**Task item:**
Taking the first line of the listing as the start and the line containing "0.000 | (withheld) |" as the end, reproduce everything in between exactly, both ends included.

------------------------------------------------------------------------
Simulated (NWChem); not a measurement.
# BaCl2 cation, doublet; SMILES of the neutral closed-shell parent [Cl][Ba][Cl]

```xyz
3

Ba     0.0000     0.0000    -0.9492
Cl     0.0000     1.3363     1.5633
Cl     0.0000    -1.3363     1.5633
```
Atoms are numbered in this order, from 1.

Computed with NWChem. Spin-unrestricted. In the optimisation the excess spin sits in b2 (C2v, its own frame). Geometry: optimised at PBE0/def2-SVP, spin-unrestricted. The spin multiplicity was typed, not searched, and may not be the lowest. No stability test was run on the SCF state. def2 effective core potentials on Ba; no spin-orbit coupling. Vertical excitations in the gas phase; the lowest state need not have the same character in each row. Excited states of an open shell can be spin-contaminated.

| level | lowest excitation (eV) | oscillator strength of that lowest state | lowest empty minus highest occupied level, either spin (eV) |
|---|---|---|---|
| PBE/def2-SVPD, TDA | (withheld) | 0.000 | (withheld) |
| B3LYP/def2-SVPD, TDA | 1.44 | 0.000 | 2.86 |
------------------------------------------------------------------------

**Written answer:**
Simulated (NWChem); not a measurement.
# BaCl2 cation, doublet; SMILES of the neutral closed-shell parent [Cl][Ba][Cl]

```xyz
3

Ba     0.0000     0.0000    -0.9492
Cl     0.0000     1.3363     1.5633
Cl     0.0000    -1.3363     1.5633
```
Atoms are numbered in this order, from 1.

Computed with NWChem. Spin-unrestricted. In the optimisation the excess spin sits in b2 (C2v, its own frame). Geometry: optimised at PBE0/def2-SVP, spin-unrestricted. The spin multiplicity was typed, not searched, and may not be the lowest. No stability test was run on the SCF state. def2 effective core potentials on Ba; no spin-orbit coupling. Vertical excitations in the gas phase; the lowest state need not have the same character in each row. Excited states of an open shell can be spin-contaminated.

| level | lowest excitation (eV) | oscillator strength of that lowest state | lowest empty minus highest occupied level, either spin (eV) |
|---|---|---|---|
| PBE/def2-SVPD, TDA | (withheld) | 0.000 | (withheld) |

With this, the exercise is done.